▸ Work instruction
Would you reproduce, without any alteration, the lines from the opening line of the entries through the line that has "This is a report" in it?

▬▬▬▬▬▬▬▬▬▬

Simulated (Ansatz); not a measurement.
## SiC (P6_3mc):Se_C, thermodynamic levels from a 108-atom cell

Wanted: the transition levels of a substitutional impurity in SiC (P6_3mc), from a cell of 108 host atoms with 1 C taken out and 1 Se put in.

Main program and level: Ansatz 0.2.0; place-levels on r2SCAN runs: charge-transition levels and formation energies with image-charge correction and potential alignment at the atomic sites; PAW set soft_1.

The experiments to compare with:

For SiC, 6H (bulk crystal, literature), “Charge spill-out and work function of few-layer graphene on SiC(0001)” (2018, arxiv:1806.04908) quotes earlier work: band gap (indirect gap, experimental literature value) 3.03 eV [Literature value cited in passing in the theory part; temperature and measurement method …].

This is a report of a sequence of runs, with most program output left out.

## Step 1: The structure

▬▬▬▬▬▬▬▬▬▬

▸ Response
Simulated (Ansatz); not a measurement.
## SiC (P6_3mc):Se_C, thermodynamic levels from a 108-atom cell

Wanted: the transition levels of a substitutional impurity in SiC (P6_3mc), from a cell of 108 host atoms with 1 C taken out and 1 Se put in.

Main program and level: Ansatz 0.2.0; place-levels on r2SCAN runs: charge-transition levels and formation energies with image-charge correction and potential alignment at the atomic sites; PAW set soft_1.

The experiments to compare with:

For SiC, 6H (bulk crystal, literature), “Charge spill-out and work function of few-layer graphene on SiC(0001)” (2018, arxiv:1806.04908) quotes earlier work: band gap (indirect gap, experimental literature value) 3.03 eV [Literature value cited in passing in the theory part; temperature and measurement method …].

This is a report of a sequence of runs, with most program output left out.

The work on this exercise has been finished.